**Exercise:** Each line of the data below must be reproduced without any change.

**Information provided:**
=-=-=-=-=

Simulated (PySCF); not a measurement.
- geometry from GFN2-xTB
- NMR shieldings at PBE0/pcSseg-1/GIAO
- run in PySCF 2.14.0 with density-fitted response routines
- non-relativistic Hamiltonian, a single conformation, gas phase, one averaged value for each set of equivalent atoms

=-=-=-=-=

**Exercise response:**
Simulated (PySCF); not a measurement.
- geometry from GFN2-xTB
- NMR shieldings at PBE0/pcSseg-1/GIAO
- run in PySCF 2.14.0 with density-fitted response routines
- non-relativistic Hamiltonian, a single conformation, gas phase, one averaged value for each set of equivalent atoms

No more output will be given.